=== BRIEF ===
In the entries below, the lines from the one with "## 6. Ligand-field" through the one with "Level: state-averaged CASSCF" are to be copied exactly; both ends count.

──────── GIVEN ENTRIES
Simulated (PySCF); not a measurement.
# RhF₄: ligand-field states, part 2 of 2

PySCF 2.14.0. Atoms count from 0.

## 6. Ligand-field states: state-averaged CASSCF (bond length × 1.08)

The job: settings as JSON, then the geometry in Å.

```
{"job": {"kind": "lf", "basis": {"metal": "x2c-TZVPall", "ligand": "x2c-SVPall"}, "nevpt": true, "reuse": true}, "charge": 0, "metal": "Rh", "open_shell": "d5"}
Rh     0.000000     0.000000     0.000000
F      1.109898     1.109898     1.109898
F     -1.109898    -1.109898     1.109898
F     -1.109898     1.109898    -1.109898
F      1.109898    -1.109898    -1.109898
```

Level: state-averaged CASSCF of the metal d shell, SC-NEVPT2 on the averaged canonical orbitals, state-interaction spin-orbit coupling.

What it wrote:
────────────────

=== TASK RESULT ===
## 6. Ligand-field states: state-averaged CASSCF (bond length × 1.08)

The job: settings as JSON, then the geometry in Å.

```
{"job": {"kind": "lf", "basis": {"metal": "x2c-TZVPall", "ligand": "x2c-SVPall"}, "nevpt": true, "reuse": true}, "charge": 0, "metal": "Rh", "open_shell": "d5"}
Rh     0.000000     0.000000     0.000000
F      1.109898     1.109898     1.109898
F     -1.109898    -1.109898     1.109898
F     -1.109898     1.109898    -1.109898
F      1.109898    -1.109898    -1.109898
```

Level: state-averaged CASSCF of the metal d shell, SC-NEVPT2 on the averaged canonical orbitals, state-interaction spin-orbit coupling.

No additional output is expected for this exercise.